┏━━

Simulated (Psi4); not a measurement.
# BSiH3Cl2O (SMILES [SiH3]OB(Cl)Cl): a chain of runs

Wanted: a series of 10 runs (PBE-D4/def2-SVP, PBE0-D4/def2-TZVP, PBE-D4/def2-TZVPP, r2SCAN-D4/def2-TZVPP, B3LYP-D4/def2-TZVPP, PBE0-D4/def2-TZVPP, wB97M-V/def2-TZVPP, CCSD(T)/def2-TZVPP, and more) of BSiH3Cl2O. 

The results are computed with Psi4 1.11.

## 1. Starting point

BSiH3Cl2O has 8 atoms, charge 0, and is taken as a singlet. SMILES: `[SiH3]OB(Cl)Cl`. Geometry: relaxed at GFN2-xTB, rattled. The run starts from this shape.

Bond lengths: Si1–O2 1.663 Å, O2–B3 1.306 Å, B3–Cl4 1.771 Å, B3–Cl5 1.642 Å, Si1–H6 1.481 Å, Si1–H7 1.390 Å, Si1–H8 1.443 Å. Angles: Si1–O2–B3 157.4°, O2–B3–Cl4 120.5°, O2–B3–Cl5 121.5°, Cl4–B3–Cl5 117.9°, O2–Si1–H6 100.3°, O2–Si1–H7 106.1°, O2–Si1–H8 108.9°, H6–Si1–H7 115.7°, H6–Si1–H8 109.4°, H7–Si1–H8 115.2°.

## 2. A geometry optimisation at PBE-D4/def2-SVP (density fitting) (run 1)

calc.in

┗━━

» **Work task**:
Produce an exact copy of every entry above.

» **Written reply**:
Simulated (Psi4); not a measurement.
# BSiH3Cl2O (SMILES [SiH3]OB(Cl)Cl): a chain of runs

Wanted: a series of 10 runs (PBE-D4/def2-SVP, PBE0-D4/def2-TZVP, PBE-D4/def2-TZVPP, r2SCAN-D4/def2-TZVPP, B3LYP-D4/def2-TZVPP, PBE0-D4/def2-TZVPP, wB97M-V/def2-TZVPP, CCSD(T)/def2-TZVPP, and more) of BSiH3Cl2O. 

The results are computed with Psi4 1.11.

## 1. Starting point

BSiH3Cl2O has 8 atoms, charge 0, and is taken as a singlet. SMILES: `[SiH3]OB(Cl)Cl`. Geometry: relaxed at GFN2-xTB, rattled. The run starts from this shape.

Bond lengths: Si1–O2 1.663 Å, O2–B3 1.306 Å, B3–Cl4 1.771 Å, B3–Cl5 1.642 Å, Si1–H6 1.481 Å, Si1–H7 1.390 Å, Si1–H8 1.443 Å. Angles: Si1–O2–B3 157.4°, O2–B3–Cl4 120.5°, O2–B3–Cl5 121.5°, Cl4–B3–Cl5 117.9°, O2–Si1–H6 100.3°, O2–Si1–H7 106.1°, O2–Si1–H8 108.9°, H6–Si1–H7 115.7°, H6–Si1–H8 109.4°, H7–Si1–H8 115.2°.

## 2. A geometry optimisation at PBE-D4/def2-SVP (density fitting) (run 1)

calc.in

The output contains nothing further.